----------

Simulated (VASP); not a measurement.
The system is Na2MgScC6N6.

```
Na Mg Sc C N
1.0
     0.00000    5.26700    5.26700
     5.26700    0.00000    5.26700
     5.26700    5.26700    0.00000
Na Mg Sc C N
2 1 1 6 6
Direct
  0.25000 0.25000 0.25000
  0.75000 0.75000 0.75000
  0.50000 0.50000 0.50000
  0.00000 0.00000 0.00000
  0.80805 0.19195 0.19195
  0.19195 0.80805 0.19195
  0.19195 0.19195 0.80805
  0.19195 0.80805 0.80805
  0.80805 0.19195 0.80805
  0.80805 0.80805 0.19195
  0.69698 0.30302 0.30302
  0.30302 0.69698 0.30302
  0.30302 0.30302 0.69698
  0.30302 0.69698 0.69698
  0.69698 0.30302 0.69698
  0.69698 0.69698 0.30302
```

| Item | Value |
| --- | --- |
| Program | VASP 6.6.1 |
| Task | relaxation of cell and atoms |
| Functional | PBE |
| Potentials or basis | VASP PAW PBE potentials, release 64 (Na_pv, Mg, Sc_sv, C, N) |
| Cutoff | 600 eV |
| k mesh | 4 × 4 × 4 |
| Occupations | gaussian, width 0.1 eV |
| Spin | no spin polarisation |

----------

* [EXERCISE]:
Copy out each line of the material above, word for word, from the first down to the line containing "width 0.1 eV |". Add nothing.

* [WRITTEN REPLY]:
Simulated (VASP); not a measurement.
The system is Na2MgScC6N6.

```
Na Mg Sc C N
1.0
     0.00000    5.26700    5.26700
     5.26700    0.00000    5.26700
     5.26700    5.26700    0.00000
Na Mg Sc C N
2 1 1 6 6
Direct
  0.25000 0.25000 0.25000
  0.75000 0.75000 0.75000
  0.50000 0.50000 0.50000
  0.00000 0.00000 0.00000
  0.80805 0.19195 0.19195
  0.19195 0.80805 0.19195
  0.19195 0.19195 0.80805
  0.19195 0.80805 0.80805
  0.80805 0.19195 0.80805
  0.80805 0.80805 0.19195
  0.69698 0.30302 0.30302
  0.30302 0.69698 0.30302
  0.30302 0.30302 0.69698
  0.30302 0.69698 0.69698
  0.69698 0.30302 0.69698
  0.69698 0.69698 0.30302
```

| Item | Value |
| --- | --- |
| Program | VASP 6.6.1 |
| Task | relaxation of cell and atoms |
| Functional | PBE |
| Potentials or basis | VASP PAW PBE potentials, release 64 (Na_pv, Mg, Sc_sv, C, N) |
| Cutoff | 600 eV |
| k mesh | 4 × 4 × 4 |
| Occupations | gaussian, width 0.1 eV |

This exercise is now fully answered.